WORK REQUEST: The whole listing below should be duplicated exactly, with nothing left out.

=== Section Start ===

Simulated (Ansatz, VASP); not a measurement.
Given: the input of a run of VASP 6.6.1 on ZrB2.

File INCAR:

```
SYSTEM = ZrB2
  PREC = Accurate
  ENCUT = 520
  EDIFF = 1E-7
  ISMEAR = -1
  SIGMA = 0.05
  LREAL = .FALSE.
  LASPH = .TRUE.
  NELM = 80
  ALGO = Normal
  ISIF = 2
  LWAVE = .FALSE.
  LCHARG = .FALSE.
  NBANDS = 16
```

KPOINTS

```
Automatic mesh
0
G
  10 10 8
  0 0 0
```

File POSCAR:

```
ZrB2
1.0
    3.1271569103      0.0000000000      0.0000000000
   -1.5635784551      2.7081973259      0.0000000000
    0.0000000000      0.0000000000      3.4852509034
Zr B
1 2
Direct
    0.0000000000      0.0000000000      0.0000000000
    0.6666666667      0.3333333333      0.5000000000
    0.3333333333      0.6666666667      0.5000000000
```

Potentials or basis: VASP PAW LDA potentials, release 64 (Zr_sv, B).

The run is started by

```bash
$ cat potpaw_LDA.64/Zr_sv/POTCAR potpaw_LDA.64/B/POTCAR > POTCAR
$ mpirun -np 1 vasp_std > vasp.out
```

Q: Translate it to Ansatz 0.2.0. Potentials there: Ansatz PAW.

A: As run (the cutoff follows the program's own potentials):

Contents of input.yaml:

=== Section End ===

RESPONSE AREA:
Simulated (Ansatz, VASP); not a measurement.
Given: the input of a run of VASP 6.6.1 on ZrB2.

File INCAR:

```
SYSTEM = ZrB2
  PREC = Accurate
  ENCUT = 520
  EDIFF = 1E-7
  ISMEAR = -1
  SIGMA = 0.05
  LREAL = .FALSE.
  LASPH = .TRUE.
  NELM = 80
  ALGO = Normal
  ISIF = 2
  LWAVE = .FALSE.
  LCHARG = .FALSE.
  NBANDS = 16
```

KPOINTS

```
Automatic mesh
0
G
  10 10 8
  0 0 0
```

File POSCAR:

```
ZrB2
1.0
    3.1271569103      0.0000000000      0.0000000000
   -1.5635784551      2.7081973259      0.0000000000
    0.0000000000      0.0000000000      3.4852509034
Zr B
1 2
Direct
    0.0000000000      0.0000000000      0.0000000000
    0.6666666667      0.3333333333      0.5000000000
    0.3333333333      0.6666666667      0.5000000000
```

Potentials or basis: VASP PAW LDA potentials, release 64 (Zr_sv, B).

The run is started by

```bash
$ cat potpaw_LDA.64/Zr_sv/POTCAR potpaw_LDA.64/B/POTCAR > POTCAR
$ mpirun -np 1 vasp_std > vasp.out
```

Q: Translate it to Ansatz 0.2.0. Potentials there: Ansatz PAW.

A: As run (the cutoff follows the program's own potentials):

Contents of input.yaml:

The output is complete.